● **ASSIGNED TASK**:
When you reach the records, transcribe all of them exactly.

● **GIVEN RECORDS**:
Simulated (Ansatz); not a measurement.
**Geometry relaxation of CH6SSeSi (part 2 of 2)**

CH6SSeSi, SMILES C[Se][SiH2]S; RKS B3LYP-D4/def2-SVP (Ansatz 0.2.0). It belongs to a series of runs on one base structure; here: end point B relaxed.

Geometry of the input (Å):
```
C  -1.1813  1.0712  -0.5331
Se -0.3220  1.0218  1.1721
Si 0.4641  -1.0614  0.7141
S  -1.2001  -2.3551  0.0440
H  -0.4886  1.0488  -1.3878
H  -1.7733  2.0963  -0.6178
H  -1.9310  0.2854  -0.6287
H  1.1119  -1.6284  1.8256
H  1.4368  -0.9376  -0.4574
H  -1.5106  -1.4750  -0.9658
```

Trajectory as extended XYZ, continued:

● **RESPONSE AREA**:
Simulated (Ansatz); not a measurement.
**Geometry relaxation of CH6SSeSi (part 2 of 2)**

CH6SSeSi, SMILES C[Se][SiH2]S; RKS B3LYP-D4/def2-SVP (Ansatz 0.2.0). It belongs to a series of runs on one base structure; here: end point B relaxed.

Geometry of the input (Å):
```
C  -1.1813  1.0712  -0.5331
Se -0.3220  1.0218  1.1721
Si 0.4641  -1.0614  0.7141
S  -1.2001  -2.3551  0.0440
H  -0.4886  1.0488  -1.3878
H  -1.7733  2.0963  -0.6178
H  -1.9310  0.2854  -0.6287
H  1.1119  -1.6284  1.8256
H  1.4368  -0.9376  -0.4574
H  -1.5106  -1.4750  -0.9658
```

Trajectory as extended XYZ, continued:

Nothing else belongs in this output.